▸ Work order
Return all of the entries exactly, with nothing added or left out.

▸ Recorded data
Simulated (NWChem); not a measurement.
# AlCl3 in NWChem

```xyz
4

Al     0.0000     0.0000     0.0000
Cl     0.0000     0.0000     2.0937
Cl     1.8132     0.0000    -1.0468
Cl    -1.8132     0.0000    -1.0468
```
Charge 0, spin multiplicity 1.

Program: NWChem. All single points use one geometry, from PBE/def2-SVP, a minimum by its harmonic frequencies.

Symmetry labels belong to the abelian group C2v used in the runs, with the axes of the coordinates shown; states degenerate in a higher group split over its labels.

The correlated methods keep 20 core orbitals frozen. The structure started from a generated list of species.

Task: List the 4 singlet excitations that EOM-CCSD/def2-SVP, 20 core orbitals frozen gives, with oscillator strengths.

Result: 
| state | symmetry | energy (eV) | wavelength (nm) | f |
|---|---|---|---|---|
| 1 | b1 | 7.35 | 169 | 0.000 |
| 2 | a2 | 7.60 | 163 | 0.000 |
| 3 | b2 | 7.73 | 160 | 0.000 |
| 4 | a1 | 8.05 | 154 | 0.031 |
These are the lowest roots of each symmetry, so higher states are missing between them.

▸ Expected answer
Simulated (NWChem); not a measurement.
# AlCl3 in NWChem

```xyz
4

Al     0.0000     0.0000     0.0000
Cl     0.0000     0.0000     2.0937
Cl     1.8132     0.0000    -1.0468
Cl    -1.8132     0.0000    -1.0468
```
Charge 0, spin multiplicity 1.

Program: NWChem. All single points use one geometry, from PBE/def2-SVP, a minimum by its harmonic frequencies.

Symmetry labels belong to the abelian group C2v used in the runs, with the axes of the coordinates shown; states degenerate in a higher group split over its labels.

The correlated methods keep 20 core orbitals frozen. The structure started from a generated list of species.

Task: List the 4 singlet excitations that EOM-CCSD/def2-SVP, 20 core orbitals frozen gives, with oscillator strengths.

Result: 
| state | symmetry | energy (eV) | wavelength (nm) | f |
|---|---|---|---|---|
| 1 | b1 | 7.35 | 169 | 0.000 |
| 2 | a2 | 7.60 | 163 | 0.000 |
| 3 | b2 | 7.73 | 160 | 0.000 |
| 4 | a1 | 8.05 | 154 | 0.031 |
These are the lowest roots of each symmetry, so higher states are missing between them.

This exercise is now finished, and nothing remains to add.